____ Listed entries

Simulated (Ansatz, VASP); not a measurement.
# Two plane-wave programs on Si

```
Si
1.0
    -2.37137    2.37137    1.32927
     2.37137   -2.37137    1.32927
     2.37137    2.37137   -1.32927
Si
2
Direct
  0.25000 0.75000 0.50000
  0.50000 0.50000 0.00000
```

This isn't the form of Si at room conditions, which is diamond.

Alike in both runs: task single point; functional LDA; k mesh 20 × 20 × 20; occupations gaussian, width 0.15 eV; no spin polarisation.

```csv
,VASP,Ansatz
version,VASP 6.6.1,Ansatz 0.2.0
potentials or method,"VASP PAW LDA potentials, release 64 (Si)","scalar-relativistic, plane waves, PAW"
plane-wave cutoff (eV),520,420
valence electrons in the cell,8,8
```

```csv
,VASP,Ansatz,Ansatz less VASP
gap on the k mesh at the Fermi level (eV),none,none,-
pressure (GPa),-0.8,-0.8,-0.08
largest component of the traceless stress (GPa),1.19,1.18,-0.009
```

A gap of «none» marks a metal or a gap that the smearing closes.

________

Requirement: The listing must be repeated in full, with nothing altered.

Answer section:
Simulated (Ansatz, VASP); not a measurement.
# Two plane-wave programs on Si

```
Si
1.0
    -2.37137    2.37137    1.32927
     2.37137   -2.37137    1.32927
     2.37137    2.37137   -1.32927
Si
2
Direct
  0.25000 0.75000 0.50000
  0.50000 0.50000 0.00000
```

This isn't the form of Si at room conditions, which is diamond.

Alike in both runs: task single point; functional LDA; k mesh 20 × 20 × 20; occupations gaussian, width 0.15 eV; no spin polarisation.

```csv
,VASP,Ansatz
version,VASP 6.6.1,Ansatz 0.2.0
potentials or method,"VASP PAW LDA potentials, release 64 (Si)","scalar-relativistic, plane waves, PAW"
plane-wave cutoff (eV),520,420
valence electrons in the cell,8,8
```

```csv
,VASP,Ansatz,Ansatz less VASP
gap on the k mesh at the Fermi level (eV),none,none,-
pressure (GPa),-0.8,-0.8,-0.08
largest component of the traceless stress (GPa),1.19,1.18,-0.009
```

A gap of «none» marks a metal or a gap that the smearing closes.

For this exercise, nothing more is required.